→ EXERCISE: Please reproduce verbatim the lines below, from the first through the one with "0.551 | 0.205 |".

→ SUPPLIED INFORMATION:

******************************

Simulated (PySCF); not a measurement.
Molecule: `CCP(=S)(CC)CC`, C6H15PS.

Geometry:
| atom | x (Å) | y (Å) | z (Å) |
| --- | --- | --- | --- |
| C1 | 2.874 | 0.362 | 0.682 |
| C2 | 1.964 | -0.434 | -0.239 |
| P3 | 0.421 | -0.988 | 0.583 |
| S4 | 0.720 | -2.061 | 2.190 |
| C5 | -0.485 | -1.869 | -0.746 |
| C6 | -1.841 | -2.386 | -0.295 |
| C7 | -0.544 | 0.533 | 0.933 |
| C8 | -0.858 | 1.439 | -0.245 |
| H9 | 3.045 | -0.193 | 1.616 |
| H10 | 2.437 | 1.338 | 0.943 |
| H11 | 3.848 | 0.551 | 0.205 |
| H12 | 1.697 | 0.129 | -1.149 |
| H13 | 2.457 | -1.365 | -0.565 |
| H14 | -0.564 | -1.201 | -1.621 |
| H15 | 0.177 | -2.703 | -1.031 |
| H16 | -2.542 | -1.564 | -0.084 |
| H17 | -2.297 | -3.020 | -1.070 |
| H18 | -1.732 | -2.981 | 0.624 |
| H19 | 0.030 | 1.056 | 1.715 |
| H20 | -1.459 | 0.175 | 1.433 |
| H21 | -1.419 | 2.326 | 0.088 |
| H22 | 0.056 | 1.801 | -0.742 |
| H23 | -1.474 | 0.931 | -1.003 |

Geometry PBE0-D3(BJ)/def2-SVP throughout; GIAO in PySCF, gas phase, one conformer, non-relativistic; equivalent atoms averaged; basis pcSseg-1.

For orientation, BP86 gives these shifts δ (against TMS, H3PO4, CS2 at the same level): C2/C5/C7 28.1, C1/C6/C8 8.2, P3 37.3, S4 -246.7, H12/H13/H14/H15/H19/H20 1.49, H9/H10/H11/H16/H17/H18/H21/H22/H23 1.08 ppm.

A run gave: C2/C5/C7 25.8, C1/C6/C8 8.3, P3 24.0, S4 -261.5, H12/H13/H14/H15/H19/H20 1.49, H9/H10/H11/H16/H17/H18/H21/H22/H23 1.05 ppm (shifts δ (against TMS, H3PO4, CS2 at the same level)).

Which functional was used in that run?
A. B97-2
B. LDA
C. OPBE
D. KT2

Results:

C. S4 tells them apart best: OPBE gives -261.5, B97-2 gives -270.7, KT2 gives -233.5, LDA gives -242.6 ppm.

******************************

→ EXERCISE RESPONSE:
Simulated (PySCF); not a measurement.
Molecule: `CCP(=S)(CC)CC`, C6H15PS.

Geometry:
| atom | x (Å) | y (Å) | z (Å) |
| --- | --- | --- | --- |
| C1 | 2.874 | 0.362 | 0.682 |
| C2 | 1.964 | -0.434 | -0.239 |
| P3 | 0.421 | -0.988 | 0.583 |
| S4 | 0.720 | -2.061 | 2.190 |
| C5 | -0.485 | -1.869 | -0.746 |
| C6 | -1.841 | -2.386 | -0.295 |
| C7 | -0.544 | 0.533 | 0.933 |
| C8 | -0.858 | 1.439 | -0.245 |
| H9 | 3.045 | -0.193 | 1.616 |
| H10 | 2.437 | 1.338 | 0.943 |
| H11 | 3.848 | 0.551 | 0.205 |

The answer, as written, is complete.